Assignment: Output the opening lines of the records exactly. End with the line that contains "Q: Predict the pressure.".

────────────────────

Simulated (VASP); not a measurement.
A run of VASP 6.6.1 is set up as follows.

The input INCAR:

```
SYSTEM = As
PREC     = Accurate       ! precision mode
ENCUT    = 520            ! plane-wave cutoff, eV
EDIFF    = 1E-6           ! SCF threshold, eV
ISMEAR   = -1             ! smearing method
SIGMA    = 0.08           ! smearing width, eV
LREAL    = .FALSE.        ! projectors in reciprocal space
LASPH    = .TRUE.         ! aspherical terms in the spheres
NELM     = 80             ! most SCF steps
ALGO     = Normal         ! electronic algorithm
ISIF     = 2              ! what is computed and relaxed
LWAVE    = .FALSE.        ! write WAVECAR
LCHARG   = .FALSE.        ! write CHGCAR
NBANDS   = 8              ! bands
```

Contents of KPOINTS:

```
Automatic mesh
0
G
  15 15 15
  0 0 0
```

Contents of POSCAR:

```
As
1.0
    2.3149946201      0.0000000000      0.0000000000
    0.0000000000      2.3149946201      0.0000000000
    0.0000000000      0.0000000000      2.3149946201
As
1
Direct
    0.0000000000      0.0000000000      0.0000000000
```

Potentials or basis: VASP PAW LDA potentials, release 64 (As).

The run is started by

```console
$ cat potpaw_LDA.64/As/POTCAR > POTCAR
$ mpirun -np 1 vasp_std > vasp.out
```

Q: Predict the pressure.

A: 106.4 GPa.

────────────────────

Problem solution:
Simulated (VASP); not a measurement.
A run of VASP 6.6.1 is set up as follows.

The input INCAR:

```
SYSTEM = As
PREC     = Accurate       ! precision mode
ENCUT    = 520            ! plane-wave cutoff, eV
EDIFF    = 1E-6           ! SCF threshold, eV
ISMEAR   = -1             ! smearing method
SIGMA    = 0.08           ! smearing width, eV
LREAL    = .FALSE.        ! projectors in reciprocal space
LASPH    = .TRUE.         ! aspherical terms in the spheres
NELM     = 80             ! most SCF steps
ALGO     = Normal         ! electronic algorithm
ISIF     = 2              ! what is computed and relaxed
LWAVE    = .FALSE.        ! write WAVECAR
LCHARG   = .FALSE.        ! write CHGCAR
NBANDS   = 8              ! bands
```

Contents of KPOINTS:

```
Automatic mesh
0
G
  15 15 15
  0 0 0
```

Contents of POSCAR:

```
As
1.0
    2.3149946201      0.0000000000      0.0000000000
    0.0000000000      2.3149946201      0.0000000000
    0.0000000000      0.0000000000      2.3149946201
As
1
Direct
    0.0000000000      0.0000000000      0.0000000000
```

Potentials or basis: VASP PAW LDA potentials, release 64 (As).

The run is started by

```console
$ cat potpaw_LDA.64/As/POTCAR > POTCAR
$ mpirun -np 1 vasp_std > vasp.out
```

Q: Predict the pressure.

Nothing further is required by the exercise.